ASSIGNED TASK
Would you please retype, exactly, the lines of the listing below between the line with "A: -0.091 eV/atom." and the line with "A: zero, with", inclusive?

╭─ RECORDED DATA

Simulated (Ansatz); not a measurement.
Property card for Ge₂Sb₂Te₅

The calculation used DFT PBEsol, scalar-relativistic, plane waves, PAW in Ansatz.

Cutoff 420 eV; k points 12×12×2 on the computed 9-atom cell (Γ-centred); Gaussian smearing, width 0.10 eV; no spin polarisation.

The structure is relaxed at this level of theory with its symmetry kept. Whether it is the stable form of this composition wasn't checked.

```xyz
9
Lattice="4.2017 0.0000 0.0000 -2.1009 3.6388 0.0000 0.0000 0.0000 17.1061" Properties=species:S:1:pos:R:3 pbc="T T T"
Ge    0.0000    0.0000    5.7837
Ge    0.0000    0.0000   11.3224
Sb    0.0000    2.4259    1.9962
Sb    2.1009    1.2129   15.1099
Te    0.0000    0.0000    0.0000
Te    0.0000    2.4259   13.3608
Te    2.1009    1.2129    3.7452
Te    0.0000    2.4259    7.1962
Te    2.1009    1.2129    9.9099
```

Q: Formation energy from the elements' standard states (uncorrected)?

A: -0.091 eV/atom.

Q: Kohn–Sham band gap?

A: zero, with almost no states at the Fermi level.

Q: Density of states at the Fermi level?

╰─

WRITTEN RESPONSE
A: -0.091 eV/atom.

Q: Kohn–Sham band gap?

A: zero, with almost no states at the Fermi level.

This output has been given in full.